*** Given data Section Begins ***
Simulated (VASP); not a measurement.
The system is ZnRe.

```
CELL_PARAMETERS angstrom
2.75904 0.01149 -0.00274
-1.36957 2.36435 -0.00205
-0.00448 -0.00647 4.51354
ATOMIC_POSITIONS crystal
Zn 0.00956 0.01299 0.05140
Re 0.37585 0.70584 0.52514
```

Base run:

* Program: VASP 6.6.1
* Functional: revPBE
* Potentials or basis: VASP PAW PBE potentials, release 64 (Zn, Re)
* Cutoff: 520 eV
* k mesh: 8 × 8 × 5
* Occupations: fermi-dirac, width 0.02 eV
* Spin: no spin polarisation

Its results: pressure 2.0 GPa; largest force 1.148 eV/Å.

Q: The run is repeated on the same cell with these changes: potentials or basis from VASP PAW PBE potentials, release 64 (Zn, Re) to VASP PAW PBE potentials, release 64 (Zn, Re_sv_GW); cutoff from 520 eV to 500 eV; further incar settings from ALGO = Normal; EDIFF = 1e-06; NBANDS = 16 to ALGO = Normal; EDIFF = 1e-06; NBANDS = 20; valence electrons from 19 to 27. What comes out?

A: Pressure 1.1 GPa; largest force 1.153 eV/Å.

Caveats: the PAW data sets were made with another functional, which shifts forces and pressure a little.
*** Given data Section Ends ***

Brief >> Make an exact copy of the listing shown above.

Solution >>
Simulated (VASP); not a measurement.
The system is ZnRe.

```
CELL_PARAMETERS angstrom
2.75904 0.01149 -0.00274
-1.36957 2.36435 -0.00205
-0.00448 -0.00647 4.51354
ATOMIC_POSITIONS crystal
Zn 0.00956 0.01299 0.05140
Re 0.37585 0.70584 0.52514
```

Base run:

* Program: VASP 6.6.1
* Functional: revPBE
* Potentials or basis: VASP PAW PBE potentials, release 64 (Zn, Re)
* Cutoff: 520 eV
* k mesh: 8 × 8 × 5
* Occupations: fermi-dirac, width 0.02 eV
* Spin: no spin polarisation

Its results: pressure 2.0 GPa; largest force 1.148 eV/Å.

Q: The run is repeated on the same cell with these changes: potentials or basis from VASP PAW PBE potentials, release 64 (Zn, Re) to VASP PAW PBE potentials, release 64 (Zn, Re_sv_GW); cutoff from 520 eV to 500 eV; further incar settings from ALGO = Normal; EDIFF = 1e-06; NBANDS = 16 to ALGO = Normal; EDIFF = 1e-06; NBANDS = 20; valence electrons from 19 to 27. What comes out?

A: Pressure 1.1 GPa; largest force 1.153 eV/Å.

Caveats: the PAW data sets were made with another functional, which shifts forces and pressure a little.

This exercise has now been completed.